▶ _RECORD EXCERPTS_
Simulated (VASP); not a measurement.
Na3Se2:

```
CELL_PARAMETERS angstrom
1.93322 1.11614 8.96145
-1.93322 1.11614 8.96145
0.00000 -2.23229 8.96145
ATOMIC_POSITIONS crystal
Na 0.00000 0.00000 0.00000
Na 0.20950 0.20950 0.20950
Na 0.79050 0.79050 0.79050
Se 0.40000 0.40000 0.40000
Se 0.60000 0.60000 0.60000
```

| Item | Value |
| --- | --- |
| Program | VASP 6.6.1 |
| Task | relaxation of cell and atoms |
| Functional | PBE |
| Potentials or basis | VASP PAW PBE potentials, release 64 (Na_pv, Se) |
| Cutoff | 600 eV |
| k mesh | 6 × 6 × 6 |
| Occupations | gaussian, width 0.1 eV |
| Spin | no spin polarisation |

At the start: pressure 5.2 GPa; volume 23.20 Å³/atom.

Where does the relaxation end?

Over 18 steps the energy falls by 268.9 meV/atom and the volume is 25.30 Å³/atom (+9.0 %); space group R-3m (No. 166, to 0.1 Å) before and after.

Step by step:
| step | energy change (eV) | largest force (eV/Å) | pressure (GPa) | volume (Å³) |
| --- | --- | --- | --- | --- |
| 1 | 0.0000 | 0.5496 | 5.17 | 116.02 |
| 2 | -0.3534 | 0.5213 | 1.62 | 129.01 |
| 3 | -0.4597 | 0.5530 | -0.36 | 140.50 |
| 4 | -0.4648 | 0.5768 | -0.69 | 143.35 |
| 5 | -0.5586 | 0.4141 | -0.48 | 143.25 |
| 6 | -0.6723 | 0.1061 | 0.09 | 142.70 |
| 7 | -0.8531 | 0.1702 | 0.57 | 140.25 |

▶ _WORK ORDER_
Output all records exactly, with nothing added or dropped.

▶ _ANSWER SPACE_
Simulated (VASP); not a measurement.
Na3Se2:

```
CELL_PARAMETERS angstrom
1.93322 1.11614 8.96145
-1.93322 1.11614 8.96145
0.00000 -2.23229 8.96145
ATOMIC_POSITIONS crystal
Na 0.00000 0.00000 0.00000
Na 0.20950 0.20950 0.20950
Na 0.79050 0.79050 0.79050
Se 0.40000 0.40000 0.40000
Se 0.60000 0.60000 0.60000
```

| Item | Value |
| --- | --- |
| Program | VASP 6.6.1 |
| Task | relaxation of cell and atoms |
| Functional | PBE |
| Potentials or basis | VASP PAW PBE potentials, release 64 (Na_pv, Se) |
| Cutoff | 600 eV |
| k mesh | 6 × 6 × 6 |
| Occupations | gaussian, width 0.1 eV |
| Spin | no spin polarisation |

At the start: pressure 5.2 GPa; volume 23.20 Å³/atom.

Where does the relaxation end?

Over 18 steps the energy falls by 268.9 meV/atom and the volume is 25.30 Å³/atom (+9.0 %); space group R-3m (No. 166, to 0.1 Å) before and after.

Step by step:
| step | energy change (eV) | largest force (eV/Å) | pressure (GPa) | volume (Å³) |
| --- | --- | --- | --- | --- |
| 1 | 0.0000 | 0.5496 | 5.17 | 116.02 |
| 2 | -0.3534 | 0.5213 | 1.62 | 129.01 |
| 3 | -0.4597 | 0.5530 | -0.36 | 140.50 |
| 4 | -0.4648 | 0.5768 | -0.69 | 143.35 |
| 5 | -0.5586 | 0.4141 | -0.48 | 143.25 |
| 6 | -0.6723 | 0.1061 | 0.09 | 142.70 |
| 7 | -0.8531 | 0.1702 | 0.57 | 140.25 |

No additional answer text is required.